• [RECORDED INFORMATION]
○ ○ ○ ○ ○ ○ ○

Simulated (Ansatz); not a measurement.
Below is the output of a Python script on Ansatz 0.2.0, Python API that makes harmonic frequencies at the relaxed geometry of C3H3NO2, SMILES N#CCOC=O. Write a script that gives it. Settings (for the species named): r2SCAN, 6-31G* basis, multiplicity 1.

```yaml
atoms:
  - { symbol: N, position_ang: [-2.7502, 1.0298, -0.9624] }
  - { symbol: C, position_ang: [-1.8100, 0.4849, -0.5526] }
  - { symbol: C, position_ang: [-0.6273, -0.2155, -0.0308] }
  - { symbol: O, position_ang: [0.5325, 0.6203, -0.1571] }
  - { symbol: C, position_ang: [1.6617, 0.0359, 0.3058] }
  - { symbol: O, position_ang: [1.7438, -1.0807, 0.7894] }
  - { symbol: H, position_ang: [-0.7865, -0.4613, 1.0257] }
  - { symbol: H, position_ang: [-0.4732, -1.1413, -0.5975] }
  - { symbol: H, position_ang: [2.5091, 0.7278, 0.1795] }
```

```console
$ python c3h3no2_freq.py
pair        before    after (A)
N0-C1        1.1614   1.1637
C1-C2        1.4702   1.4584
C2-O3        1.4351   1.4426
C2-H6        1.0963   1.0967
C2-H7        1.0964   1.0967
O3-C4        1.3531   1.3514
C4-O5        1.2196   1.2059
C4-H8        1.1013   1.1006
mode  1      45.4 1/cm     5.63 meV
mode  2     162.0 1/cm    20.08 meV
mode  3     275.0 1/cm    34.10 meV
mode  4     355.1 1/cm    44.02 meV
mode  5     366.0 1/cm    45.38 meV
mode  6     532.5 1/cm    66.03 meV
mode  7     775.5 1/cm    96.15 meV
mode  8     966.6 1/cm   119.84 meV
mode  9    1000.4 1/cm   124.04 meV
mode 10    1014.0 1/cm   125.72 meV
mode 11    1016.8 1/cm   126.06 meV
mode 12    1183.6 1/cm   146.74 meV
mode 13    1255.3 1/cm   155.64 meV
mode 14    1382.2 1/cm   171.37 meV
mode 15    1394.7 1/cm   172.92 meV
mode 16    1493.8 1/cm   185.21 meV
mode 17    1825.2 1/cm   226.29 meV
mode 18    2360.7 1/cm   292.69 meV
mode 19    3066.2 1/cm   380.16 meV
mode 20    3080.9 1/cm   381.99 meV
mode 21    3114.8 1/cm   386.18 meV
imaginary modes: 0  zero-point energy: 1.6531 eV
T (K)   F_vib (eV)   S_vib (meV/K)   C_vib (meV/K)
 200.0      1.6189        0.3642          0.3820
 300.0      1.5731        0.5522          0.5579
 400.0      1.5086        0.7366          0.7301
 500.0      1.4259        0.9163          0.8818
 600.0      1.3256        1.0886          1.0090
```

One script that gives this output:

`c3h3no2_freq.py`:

○ ○ ○ ○ ○ ○ ○

Start with the first line of the data and print every line exactly. The line containing "Below is the" is the last one to include.

• [YOUR SOLUTION]
Simulated (Ansatz); not a measurement.
Below is the output of a Python script on Ansatz 0.2.0, Python API that makes harmonic frequencies at the relaxed geometry of C3H3NO2, SMILES N#CCOC=O. Write a script that gives it. Settings (for the species named): r2SCAN, 6-31G* basis, multiplicity 1.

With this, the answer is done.